[Opening GIVEN INFORMATION section]

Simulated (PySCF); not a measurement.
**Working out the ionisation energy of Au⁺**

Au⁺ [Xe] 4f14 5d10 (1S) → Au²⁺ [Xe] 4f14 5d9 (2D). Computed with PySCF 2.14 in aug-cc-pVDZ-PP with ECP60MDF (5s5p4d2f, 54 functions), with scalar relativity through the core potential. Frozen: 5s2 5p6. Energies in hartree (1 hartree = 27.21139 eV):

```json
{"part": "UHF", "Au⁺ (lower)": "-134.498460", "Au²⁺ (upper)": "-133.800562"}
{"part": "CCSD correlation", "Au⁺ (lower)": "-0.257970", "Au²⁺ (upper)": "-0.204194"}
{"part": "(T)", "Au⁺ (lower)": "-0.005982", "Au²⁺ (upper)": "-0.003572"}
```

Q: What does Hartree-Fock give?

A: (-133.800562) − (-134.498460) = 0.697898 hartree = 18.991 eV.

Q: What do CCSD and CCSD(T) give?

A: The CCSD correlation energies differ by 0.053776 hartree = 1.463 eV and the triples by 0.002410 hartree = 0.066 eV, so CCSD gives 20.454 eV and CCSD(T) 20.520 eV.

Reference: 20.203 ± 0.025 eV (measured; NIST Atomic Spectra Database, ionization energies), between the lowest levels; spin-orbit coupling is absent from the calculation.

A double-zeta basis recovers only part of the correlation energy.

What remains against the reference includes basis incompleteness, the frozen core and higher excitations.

[Closing GIVEN INFORMATION section]

_ACTION ITEM_
In the data above, repeat exactly each line from the first through the line that contains "A: (-133.800562) −", and give nothing else.

_TASK RESULT_
Simulated (PySCF); not a measurement.
**Working out the ionisation energy of Au⁺**

Au⁺ [Xe] 4f14 5d10 (1S) → Au²⁺ [Xe] 4f14 5d9 (2D). Computed with PySCF 2.14 in aug-cc-pVDZ-PP with ECP60MDF (5s5p4d2f, 54 functions), with scalar relativity through the core potential. Frozen: 5s2 5p6. Energies in hartree (1 hartree = 27.21139 eV):

```json
{"part": "UHF", "Au⁺ (lower)": "-134.498460", "Au²⁺ (upper)": "-133.800562"}
{"part": "CCSD correlation", "Au⁺ (lower)": "-0.257970", "Au²⁺ (upper)": "-0.204194"}
{"part": "(T)", "Au⁺ (lower)": "-0.005982", "Au²⁺ (upper)": "-0.003572"}
```

Q: What does Hartree-Fock give?

A: (-133.800562) − (-134.498460) = 0.697898 hartree = 18.991 eV.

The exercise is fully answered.